----- Exercise data

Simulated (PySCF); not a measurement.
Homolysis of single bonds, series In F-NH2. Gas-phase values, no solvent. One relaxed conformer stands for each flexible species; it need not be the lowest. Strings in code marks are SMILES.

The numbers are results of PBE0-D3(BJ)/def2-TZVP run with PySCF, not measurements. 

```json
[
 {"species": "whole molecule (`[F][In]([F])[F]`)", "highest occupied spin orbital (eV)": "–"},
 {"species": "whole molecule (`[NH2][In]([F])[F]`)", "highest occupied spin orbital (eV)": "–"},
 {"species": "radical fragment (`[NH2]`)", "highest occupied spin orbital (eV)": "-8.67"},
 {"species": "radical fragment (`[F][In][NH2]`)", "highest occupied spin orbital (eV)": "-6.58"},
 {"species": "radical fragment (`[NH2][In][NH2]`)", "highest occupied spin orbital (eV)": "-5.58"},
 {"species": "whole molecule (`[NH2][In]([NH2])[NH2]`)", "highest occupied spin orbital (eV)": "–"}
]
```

----------

[Work item]
Reproduce every line above, keeping each word exactly as it appears.

[Response area]
Simulated (PySCF); not a measurement.
Homolysis of single bonds, series In F-NH2. Gas-phase values, no solvent. One relaxed conformer stands for each flexible species; it need not be the lowest. Strings in code marks are SMILES.

The numbers are results of PBE0-D3(BJ)/def2-TZVP run with PySCF, not measurements. 

```json
[
 {"species": "whole molecule (`[F][In]([F])[F]`)", "highest occupied spin orbital (eV)": "–"},
 {"species": "whole molecule (`[NH2][In]([F])[F]`)", "highest occupied spin orbital (eV)": "–"},
 {"species": "radical fragment (`[NH2]`)", "highest occupied spin orbital (eV)": "-8.67"},
 {"species": "radical fragment (`[F][In][NH2]`)", "highest occupied spin orbital (eV)": "-6.58"},
 {"species": "radical fragment (`[NH2][In][NH2]`)", "highest occupied spin orbital (eV)": "-5.58"},
 {"species": "whole molecule (`[NH2][In]([NH2])[NH2]`)", "highest occupied spin orbital (eV)": "–"}
]
```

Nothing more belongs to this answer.